* Assignment *
Beginning at the line containing "POTCAR, in this" in the material below and ending at the line containing "24 × 24 × 40 |", return each line exactly and add nothing.

* Extracted information *
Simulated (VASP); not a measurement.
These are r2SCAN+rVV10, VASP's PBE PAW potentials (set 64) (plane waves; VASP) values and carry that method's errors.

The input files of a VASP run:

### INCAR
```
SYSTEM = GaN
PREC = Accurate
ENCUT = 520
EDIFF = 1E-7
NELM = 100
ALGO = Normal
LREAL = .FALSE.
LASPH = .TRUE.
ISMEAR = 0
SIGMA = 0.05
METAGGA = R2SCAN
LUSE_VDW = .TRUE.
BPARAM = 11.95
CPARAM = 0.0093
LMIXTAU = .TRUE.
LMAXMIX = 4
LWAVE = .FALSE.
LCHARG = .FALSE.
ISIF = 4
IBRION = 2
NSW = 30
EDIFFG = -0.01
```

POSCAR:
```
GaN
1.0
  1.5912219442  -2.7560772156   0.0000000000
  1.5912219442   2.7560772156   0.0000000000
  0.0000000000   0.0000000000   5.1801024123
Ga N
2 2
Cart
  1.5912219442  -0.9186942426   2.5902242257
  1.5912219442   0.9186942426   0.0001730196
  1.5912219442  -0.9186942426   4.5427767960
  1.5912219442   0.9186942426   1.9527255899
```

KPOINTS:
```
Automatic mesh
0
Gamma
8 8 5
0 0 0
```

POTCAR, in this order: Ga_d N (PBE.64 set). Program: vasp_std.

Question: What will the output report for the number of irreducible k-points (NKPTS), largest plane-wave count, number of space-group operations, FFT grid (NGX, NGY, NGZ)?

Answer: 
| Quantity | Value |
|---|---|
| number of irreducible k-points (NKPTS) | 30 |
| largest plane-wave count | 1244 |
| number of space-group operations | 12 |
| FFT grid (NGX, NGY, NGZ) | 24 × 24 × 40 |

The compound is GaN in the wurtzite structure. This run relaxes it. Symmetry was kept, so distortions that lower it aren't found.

* Exercise output *
POTCAR, in this order: Ga_d N (PBE.64 set). Program: vasp_std.

Question: What will the output report for the number of irreducible k-points (NKPTS), largest plane-wave count, number of space-group operations, FFT grid (NGX, NGY, NGZ)?

Answer: 
| Quantity | Value |
|---|---|
| number of irreducible k-points (NKPTS) | 30 |
| largest plane-wave count | 1244 |
| number of space-group operations | 12 |
| FFT grid (NGX, NGY, NGZ) | 24 × 24 × 40 |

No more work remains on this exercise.